BRIEF:
Copy out each line from the start of the material below until the line with "Task: Where does the relaxation end?", that line included.

INFORMATION PROVIDED:
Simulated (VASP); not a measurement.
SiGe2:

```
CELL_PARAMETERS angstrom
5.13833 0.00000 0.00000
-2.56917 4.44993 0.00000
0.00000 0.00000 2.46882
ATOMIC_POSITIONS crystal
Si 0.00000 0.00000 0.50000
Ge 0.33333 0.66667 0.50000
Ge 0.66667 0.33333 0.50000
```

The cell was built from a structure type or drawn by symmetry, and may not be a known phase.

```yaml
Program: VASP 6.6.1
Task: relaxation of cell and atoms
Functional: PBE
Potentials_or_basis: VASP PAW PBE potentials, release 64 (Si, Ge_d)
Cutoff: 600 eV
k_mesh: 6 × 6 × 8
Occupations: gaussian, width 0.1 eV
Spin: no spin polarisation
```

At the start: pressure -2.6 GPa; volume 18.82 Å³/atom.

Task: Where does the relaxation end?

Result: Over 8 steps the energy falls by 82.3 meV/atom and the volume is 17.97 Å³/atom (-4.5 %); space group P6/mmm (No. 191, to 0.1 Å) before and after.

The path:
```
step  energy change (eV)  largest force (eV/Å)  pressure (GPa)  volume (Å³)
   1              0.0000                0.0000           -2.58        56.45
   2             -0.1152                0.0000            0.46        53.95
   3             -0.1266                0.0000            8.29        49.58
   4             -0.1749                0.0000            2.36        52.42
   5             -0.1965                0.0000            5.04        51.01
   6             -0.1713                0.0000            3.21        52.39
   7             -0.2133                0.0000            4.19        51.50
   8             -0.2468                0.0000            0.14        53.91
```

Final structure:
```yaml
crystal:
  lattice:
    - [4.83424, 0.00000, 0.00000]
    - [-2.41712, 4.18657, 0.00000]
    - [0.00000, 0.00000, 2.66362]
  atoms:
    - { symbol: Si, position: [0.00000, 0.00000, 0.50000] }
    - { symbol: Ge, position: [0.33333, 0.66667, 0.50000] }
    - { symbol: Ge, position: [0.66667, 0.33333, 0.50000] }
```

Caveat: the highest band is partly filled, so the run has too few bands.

WORKED SOLUTION:
Simulated (VASP); not a measurement.
SiGe2:

```
CELL_PARAMETERS angstrom
5.13833 0.00000 0.00000
-2.56917 4.44993 0.00000
0.00000 0.00000 2.46882
ATOMIC_POSITIONS crystal
Si 0.00000 0.00000 0.50000
Ge 0.33333 0.66667 0.50000
Ge 0.66667 0.33333 0.50000
```

The cell was built from a structure type or drawn by symmetry, and may not be a known phase.

```yaml
Program: VASP 6.6.1
Task: relaxation of cell and atoms
Functional: PBE
Potentials_or_basis: VASP PAW PBE potentials, release 64 (Si, Ge_d)
Cutoff: 600 eV
k_mesh: 6 × 6 × 8
Occupations: gaussian, width 0.1 eV
Spin: no spin polarisation
```

At the start: pressure -2.6 GPa; volume 18.82 Å³/atom.

Task: Where does the relaxation end?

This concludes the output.